* Task item *
Output the data word for word. Begin at its first line and end at the line with "Cantera simulation using".

■ ■ ■ ■
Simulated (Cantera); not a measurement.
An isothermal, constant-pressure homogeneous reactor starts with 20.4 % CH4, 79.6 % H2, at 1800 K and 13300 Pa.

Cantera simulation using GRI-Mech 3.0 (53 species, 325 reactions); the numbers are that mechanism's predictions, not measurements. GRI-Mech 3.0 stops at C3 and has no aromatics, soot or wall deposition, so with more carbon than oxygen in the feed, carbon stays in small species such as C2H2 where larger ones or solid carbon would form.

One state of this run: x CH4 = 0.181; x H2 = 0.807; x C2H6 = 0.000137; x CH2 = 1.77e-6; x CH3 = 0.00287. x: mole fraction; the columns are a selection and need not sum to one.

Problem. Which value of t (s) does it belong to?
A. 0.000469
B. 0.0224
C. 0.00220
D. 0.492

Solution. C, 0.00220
■ ■ ■ ■

* Exercise solution *
Simulated (Cantera); not a measurement.
An isothermal, constant-pressure homogeneous reactor starts with 20.4 % CH4, 79.6 % H2, at 1800 K and 13300 Pa.

Cantera simulation using GRI-Mech 3.0 (53 species, 325 reactions); the numbers are that mechanism's predictions, not measurements. GRI-Mech 3.0 stops at C3 and has no aromatics, soot or wall deposition, so with more carbon than oxygen in the feed, carbon stays in small species such as C2H2 where larger ones or solid carbon would form.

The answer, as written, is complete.